- [RECORDS SHOWN]
........
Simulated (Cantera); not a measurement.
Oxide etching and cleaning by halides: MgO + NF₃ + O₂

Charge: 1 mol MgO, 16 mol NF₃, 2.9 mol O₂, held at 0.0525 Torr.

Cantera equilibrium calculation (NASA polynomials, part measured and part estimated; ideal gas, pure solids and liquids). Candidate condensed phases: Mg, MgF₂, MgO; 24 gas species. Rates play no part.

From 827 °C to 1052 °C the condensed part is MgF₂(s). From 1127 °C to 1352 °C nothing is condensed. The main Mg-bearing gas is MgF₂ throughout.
........

- [BRIEF] The material above should be given again in full, exactly.

- [EXERCISE OUTPUT]
Simulated (Cantera); not a measurement.
Oxide etching and cleaning by halides: MgO + NF₃ + O₂

Charge: 1 mol MgO, 16 mol NF₃, 2.9 mol O₂, held at 0.0525 Torr.

Cantera equilibrium calculation (NASA polynomials, part measured and part estimated; ideal gas, pure solids and liquids). Candidate condensed phases: Mg, MgF₂, MgO; 24 gas species. Rates play no part.

From 827 °C to 1052 °C the condensed part is MgF₂(s). From 1127 °C to 1352 °C nothing is condensed. The main Mg-bearing gas is MgF₂ throughout.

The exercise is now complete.